- [BRIEF]: From the line containing "Values chosen for" down to the line containing "EF at 0 K = 15.81 meV" in the records below, reproduce every line exactly, ends included, and omit all others.

- [LISTED ENTRIES]:
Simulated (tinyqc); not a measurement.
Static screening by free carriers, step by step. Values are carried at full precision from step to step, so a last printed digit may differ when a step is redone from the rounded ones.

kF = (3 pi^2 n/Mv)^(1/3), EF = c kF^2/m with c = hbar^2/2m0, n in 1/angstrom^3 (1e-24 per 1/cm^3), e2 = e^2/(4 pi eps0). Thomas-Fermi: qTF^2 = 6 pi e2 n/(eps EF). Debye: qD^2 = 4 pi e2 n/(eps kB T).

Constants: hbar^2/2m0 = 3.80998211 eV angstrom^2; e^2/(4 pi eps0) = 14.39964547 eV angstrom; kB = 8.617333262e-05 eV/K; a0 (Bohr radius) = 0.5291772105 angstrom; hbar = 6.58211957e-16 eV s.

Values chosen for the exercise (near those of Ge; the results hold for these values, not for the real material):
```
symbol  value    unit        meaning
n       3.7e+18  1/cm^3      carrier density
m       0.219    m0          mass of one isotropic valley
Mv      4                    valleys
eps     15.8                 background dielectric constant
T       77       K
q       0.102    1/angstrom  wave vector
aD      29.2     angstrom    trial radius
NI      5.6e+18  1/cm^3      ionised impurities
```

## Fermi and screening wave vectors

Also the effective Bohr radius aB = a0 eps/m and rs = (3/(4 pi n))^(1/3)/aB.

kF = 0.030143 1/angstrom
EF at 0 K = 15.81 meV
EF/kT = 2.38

- [WRITTEN SOLUTION]:
Values chosen for the exercise (near those of Ge; the results hold for these values, not for the real material):
```
symbol  value    unit        meaning
n       3.7e+18  1/cm^3      carrier density
m       0.219    m0          mass of one isotropic valley
Mv      4                    valleys
eps     15.8                 background dielectric constant
T       77       K
q       0.102    1/angstrom  wave vector
aD      29.2     angstrom    trial radius
NI      5.6e+18  1/cm^3      ionised impurities
```

## Fermi and screening wave vectors

Also the effective Bohr radius aB = a0 eps/m and rs = (3/(4 pi n))^(1/3)/aB.

kF = 0.030143 1/angstrom
EF at 0 K = 15.81 meV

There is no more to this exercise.